START Extracted records

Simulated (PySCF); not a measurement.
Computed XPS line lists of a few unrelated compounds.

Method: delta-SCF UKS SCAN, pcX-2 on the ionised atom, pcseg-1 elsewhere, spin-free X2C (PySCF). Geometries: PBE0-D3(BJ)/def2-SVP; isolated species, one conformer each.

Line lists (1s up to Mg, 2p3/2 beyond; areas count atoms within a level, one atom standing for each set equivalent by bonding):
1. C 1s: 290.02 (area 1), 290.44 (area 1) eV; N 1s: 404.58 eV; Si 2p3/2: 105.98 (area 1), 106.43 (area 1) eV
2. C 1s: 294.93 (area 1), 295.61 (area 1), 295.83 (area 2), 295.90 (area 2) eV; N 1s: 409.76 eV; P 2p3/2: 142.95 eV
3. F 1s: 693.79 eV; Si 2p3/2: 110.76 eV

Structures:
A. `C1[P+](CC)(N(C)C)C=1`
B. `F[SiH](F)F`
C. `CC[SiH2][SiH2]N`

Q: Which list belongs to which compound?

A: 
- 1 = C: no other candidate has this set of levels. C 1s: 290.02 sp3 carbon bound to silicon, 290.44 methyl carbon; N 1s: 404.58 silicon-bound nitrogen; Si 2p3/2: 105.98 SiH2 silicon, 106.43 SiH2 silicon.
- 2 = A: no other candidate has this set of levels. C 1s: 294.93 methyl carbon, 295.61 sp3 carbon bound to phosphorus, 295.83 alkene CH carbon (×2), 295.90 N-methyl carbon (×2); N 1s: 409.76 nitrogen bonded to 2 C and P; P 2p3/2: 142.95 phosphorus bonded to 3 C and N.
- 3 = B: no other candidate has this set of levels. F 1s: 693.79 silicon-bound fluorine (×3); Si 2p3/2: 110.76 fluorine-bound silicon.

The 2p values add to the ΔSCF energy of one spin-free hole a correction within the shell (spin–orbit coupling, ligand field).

END Extracted records

● **Work request**:
Please reproduce, exactly as written, the lines of the records from the first line through the one containing "3. F 1s: 693.79 eV; Si 2p3/2: 110.76 eV".

● **Problem solution**:
Simulated (PySCF); not a measurement.
Computed XPS line lists of a few unrelated compounds.

Method: delta-SCF UKS SCAN, pcX-2 on the ionised atom, pcseg-1 elsewhere, spin-free X2C (PySCF). Geometries: PBE0-D3(BJ)/def2-SVP; isolated species, one conformer each.

Line lists (1s up to Mg, 2p3/2 beyond; areas count atoms within a level, one atom standing for each set equivalent by bonding):
1. C 1s: 290.02 (area 1), 290.44 (area 1) eV; N 1s: 404.58 eV; Si 2p3/2: 105.98 (area 1), 106.43 (area 1) eV
2. C 1s: 294.93 (area 1), 295.61 (area 1), 295.83 (area 2), 295.90 (area 2) eV; N 1s: 409.76 eV; P 2p3/2: 142.95 eV
3. F 1s: 693.79 eV; Si 2p3/2: 110.76 eV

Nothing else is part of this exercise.